Work item:
For this exercise, reproduce the entries below exactly, but only from the line containing "## 6. Core holes by ΔSCF: HF, X2C" through the line containing "Method: delta-SCF UKS", both included.

Dataset excerpts:
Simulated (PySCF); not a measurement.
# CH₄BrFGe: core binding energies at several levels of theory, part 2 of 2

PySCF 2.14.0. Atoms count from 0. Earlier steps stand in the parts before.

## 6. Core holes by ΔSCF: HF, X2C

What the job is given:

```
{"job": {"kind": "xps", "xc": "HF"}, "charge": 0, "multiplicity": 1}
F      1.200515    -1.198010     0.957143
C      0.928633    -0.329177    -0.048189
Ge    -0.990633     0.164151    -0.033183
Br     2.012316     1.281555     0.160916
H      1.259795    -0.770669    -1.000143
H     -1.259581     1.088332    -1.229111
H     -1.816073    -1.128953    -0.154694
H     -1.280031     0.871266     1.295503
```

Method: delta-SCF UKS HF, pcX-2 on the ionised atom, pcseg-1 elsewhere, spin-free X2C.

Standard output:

Written solution:
## 6. Core holes by ΔSCF: HF, X2C

What the job is given:

```
{"job": {"kind": "xps", "xc": "HF"}, "charge": 0, "multiplicity": 1}
F      1.200515    -1.198010     0.957143
C      0.928633    -0.329177    -0.048189
Ge    -0.990633     0.164151    -0.033183
Br     2.012316     1.281555     0.160916
H      1.259795    -0.770669    -1.000143
H     -1.259581     1.088332    -1.229111
H     -1.816073    -1.128953    -0.154694
H     -1.280031     0.871266     1.295503
```

Method: delta-SCF UKS HF, pcX-2 on the ionised atom, pcseg-1 elsewhere, spin-free X2C.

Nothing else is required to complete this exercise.